==*==
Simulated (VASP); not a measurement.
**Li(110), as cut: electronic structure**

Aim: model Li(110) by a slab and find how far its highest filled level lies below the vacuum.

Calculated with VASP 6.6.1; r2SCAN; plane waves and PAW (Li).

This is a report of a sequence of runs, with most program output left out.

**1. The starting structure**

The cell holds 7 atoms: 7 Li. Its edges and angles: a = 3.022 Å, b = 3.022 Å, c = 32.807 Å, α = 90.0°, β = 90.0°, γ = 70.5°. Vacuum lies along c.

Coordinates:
==*==

■ **Work order**
Transcribe the data above in full, exactly.

■ **Exercise output**
Simulated (VASP); not a measurement.
**Li(110), as cut: electronic structure**

Aim: model Li(110) by a slab and find how far its highest filled level lies below the vacuum.

Calculated with VASP 6.6.1; r2SCAN; plane waves and PAW (Li).

This is a report of a sequence of runs, with most program output left out.

**1. The starting structure**

The cell holds 7 atoms: 7 Li. Its edges and angles: a = 3.022 Å, b = 3.022 Å, c = 32.807 Å, α = 90.0°, β = 90.0°, γ = 70.5°. Vacuum lies along c.

Coordinates:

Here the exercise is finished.